::: Data listing

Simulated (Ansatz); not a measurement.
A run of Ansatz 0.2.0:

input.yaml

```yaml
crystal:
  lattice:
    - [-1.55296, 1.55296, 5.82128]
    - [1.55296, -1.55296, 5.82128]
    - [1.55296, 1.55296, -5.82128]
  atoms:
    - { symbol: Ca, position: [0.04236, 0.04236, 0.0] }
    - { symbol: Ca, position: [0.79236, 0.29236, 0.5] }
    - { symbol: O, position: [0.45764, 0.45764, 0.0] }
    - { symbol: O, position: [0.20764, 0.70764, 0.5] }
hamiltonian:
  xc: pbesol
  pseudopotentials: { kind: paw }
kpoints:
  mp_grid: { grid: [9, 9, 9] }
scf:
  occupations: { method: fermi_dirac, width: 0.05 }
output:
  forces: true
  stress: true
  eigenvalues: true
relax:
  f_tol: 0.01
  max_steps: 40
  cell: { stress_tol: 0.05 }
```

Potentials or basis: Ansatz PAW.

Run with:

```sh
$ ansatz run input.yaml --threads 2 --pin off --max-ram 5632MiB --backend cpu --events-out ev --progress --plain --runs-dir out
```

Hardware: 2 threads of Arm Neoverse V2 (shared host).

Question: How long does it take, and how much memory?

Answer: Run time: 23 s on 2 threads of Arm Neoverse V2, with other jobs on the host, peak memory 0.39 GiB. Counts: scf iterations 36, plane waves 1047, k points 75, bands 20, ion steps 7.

::::::

Once the line containing "Question: How long" has been written out, please stop; every line before it, back to the first line of the records above, should be given exactly.

Simulated (Ansatz); not a measurement.
A run of Ansatz 0.2.0:

input.yaml

```yaml
crystal:
  lattice:
    - [-1.55296, 1.55296, 5.82128]
    - [1.55296, -1.55296, 5.82128]
    - [1.55296, 1.55296, -5.82128]
  atoms:
    - { symbol: Ca, position: [0.04236, 0.04236, 0.0] }
    - { symbol: Ca, position: [0.79236, 0.29236, 0.5] }
    - { symbol: O, position: [0.45764, 0.45764, 0.0] }
    - { symbol: O, position: [0.20764, 0.70764, 0.5] }
hamiltonian:
  xc: pbesol
  pseudopotentials: { kind: paw }
kpoints:
  mp_grid: { grid: [9, 9, 9] }
scf:
  occupations: { method: fermi_dirac, width: 0.05 }
output:
  forces: true
  stress: true
  eigenvalues: true
relax:
  f_tol: 0.01
  max_steps: 40
  cell: { stress_tol: 0.05 }
```

Potentials or basis: Ansatz PAW.

Run with:

```sh
$ ansatz run input.yaml --threads 2 --pin off --max-ram 5632MiB --backend cpu --events-out ev --progress --plain --runs-dir out
```

Hardware: 2 threads of Arm Neoverse V2 (shared host).

Question: How long does it take, and how much memory?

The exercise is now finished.